* _Brief_: Here the job is to return only the lines of the material, exactly, from the first one to the line with "It took 16 s".

--------------------------------------------------

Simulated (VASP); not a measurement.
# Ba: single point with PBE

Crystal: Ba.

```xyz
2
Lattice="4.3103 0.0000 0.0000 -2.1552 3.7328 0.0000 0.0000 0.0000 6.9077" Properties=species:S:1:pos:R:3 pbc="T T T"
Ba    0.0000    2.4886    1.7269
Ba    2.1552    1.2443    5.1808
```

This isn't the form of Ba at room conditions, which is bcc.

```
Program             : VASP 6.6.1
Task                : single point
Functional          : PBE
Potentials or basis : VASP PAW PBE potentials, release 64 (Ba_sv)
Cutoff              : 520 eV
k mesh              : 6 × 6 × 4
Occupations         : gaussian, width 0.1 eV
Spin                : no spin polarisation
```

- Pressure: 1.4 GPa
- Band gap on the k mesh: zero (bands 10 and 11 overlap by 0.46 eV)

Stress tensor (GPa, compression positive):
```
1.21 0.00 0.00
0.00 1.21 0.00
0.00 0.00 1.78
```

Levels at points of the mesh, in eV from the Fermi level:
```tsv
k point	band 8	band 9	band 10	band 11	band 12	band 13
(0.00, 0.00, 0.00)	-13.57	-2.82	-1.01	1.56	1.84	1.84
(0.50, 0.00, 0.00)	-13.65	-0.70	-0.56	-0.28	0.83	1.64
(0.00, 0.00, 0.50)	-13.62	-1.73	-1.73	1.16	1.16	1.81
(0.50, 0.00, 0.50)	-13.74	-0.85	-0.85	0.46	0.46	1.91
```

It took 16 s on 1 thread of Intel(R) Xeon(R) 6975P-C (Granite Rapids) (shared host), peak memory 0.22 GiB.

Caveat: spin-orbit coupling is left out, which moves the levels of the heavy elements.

--------------------------------------------------

* _Worked solution_:
Simulated (VASP); not a measurement.
# Ba: single point with PBE

Crystal: Ba.

```xyz
2
Lattice="4.3103 0.0000 0.0000 -2.1552 3.7328 0.0000 0.0000 0.0000 6.9077" Properties=species:S:1:pos:R:3 pbc="T T T"
Ba    0.0000    2.4886    1.7269
Ba    2.1552    1.2443    5.1808
```

This isn't the form of Ba at room conditions, which is bcc.

```
Program             : VASP 6.6.1
Task                : single point
Functional          : PBE
Potentials or basis : VASP PAW PBE potentials, release 64 (Ba_sv)
Cutoff              : 520 eV
k mesh              : 6 × 6 × 4
Occupations         : gaussian, width 0.1 eV
Spin                : no spin polarisation
```

- Pressure: 1.4 GPa
- Band gap on the k mesh: zero (bands 10 and 11 overlap by 0.46 eV)

Stress tensor (GPa, compression positive):
```
1.21 0.00 0.00
0.00 1.21 0.00
0.00 0.00 1.78
```

Levels at points of the mesh, in eV from the Fermi level:
```tsv
k point	band 8	band 9	band 10	band 11	band 12	band 13
(0.00, 0.00, 0.00)	-13.57	-2.82	-1.01	1.56	1.84	1.84
(0.50, 0.00, 0.00)	-13.65	-0.70	-0.56	-0.28	0.83	1.64
(0.00, 0.00, 0.50)	-13.62	-1.73	-1.73	1.16	1.16	1.81
(0.50, 0.00, 0.50)	-13.74	-0.85	-0.85	0.46	0.46	1.91
```

It took 16 s on 1 thread of Intel(R) Xeon(R) 6975P-C (Granite Rapids) (shared host), peak memory 0.22 GiB.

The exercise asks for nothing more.